::: Supplied entries :::
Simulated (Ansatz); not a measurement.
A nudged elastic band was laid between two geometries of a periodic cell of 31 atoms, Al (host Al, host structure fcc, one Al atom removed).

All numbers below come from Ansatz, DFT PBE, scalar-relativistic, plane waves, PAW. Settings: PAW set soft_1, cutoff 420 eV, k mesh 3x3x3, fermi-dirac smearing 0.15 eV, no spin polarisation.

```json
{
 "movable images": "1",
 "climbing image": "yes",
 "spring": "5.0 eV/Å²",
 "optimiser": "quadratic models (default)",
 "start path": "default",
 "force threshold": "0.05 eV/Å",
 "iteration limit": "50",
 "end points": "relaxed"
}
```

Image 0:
:::

Each line of the records above, from the first through the one containing "A nudged elastic", is to be retyped exactly; no other line belongs.

Simulated (Ansatz); not a measurement.
A nudged elastic band was laid between two geometries of a periodic cell of 31 atoms, Al (host Al, host structure fcc, one Al atom removed).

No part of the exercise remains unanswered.